==========

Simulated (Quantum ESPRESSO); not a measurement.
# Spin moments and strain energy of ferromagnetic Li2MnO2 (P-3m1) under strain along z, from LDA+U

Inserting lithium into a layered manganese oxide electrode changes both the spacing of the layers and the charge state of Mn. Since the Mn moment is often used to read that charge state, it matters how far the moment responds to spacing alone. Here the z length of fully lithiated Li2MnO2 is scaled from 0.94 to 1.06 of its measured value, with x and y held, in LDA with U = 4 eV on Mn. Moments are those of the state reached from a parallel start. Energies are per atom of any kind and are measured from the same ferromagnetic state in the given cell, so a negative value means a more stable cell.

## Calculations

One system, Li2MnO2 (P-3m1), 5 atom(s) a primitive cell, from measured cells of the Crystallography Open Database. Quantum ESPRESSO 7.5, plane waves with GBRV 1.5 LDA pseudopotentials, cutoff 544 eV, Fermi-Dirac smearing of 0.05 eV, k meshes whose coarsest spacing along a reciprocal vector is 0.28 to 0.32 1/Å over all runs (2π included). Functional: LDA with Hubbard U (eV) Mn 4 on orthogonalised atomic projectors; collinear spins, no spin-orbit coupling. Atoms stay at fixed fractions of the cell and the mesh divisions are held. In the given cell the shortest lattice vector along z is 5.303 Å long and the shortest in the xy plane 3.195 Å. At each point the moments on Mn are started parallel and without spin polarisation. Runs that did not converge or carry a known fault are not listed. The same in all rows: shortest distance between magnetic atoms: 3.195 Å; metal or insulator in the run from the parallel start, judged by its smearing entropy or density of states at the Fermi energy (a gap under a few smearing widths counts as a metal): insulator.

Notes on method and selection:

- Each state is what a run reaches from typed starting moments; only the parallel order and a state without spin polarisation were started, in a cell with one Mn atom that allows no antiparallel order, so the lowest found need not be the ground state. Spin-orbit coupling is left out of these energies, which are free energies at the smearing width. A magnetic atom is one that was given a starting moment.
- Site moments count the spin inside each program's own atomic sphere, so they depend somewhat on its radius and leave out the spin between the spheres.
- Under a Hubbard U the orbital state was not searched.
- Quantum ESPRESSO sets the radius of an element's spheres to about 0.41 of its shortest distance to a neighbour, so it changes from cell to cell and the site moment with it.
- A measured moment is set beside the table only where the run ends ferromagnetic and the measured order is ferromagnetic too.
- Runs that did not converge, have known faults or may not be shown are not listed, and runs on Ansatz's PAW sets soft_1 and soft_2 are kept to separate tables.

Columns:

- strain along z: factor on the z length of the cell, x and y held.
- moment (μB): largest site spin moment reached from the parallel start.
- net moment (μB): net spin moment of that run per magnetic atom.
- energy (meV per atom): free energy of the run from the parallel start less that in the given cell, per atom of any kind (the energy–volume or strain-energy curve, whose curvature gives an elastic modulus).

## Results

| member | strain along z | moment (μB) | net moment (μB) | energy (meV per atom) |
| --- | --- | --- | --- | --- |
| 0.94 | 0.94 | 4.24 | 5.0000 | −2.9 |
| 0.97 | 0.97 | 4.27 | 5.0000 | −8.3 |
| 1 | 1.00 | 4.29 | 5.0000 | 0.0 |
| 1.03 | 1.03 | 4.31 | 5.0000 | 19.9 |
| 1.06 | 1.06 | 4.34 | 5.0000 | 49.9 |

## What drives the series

==========

Assigned task: Copy out, exactly and alone, the lines of the entries above between the ones holding "5.0000 | 0.0 |" and "5.0000 | 49.9 |", inclusive.

Exercise solution:
| 1 | 1.00 | 4.29 | 5.0000 | 0.0 |
| 1.03 | 1.03 | 4.31 | 5.0000 | 19.9 |
| 1.06 | 1.06 | 4.34 | 5.0000 | 49.9 |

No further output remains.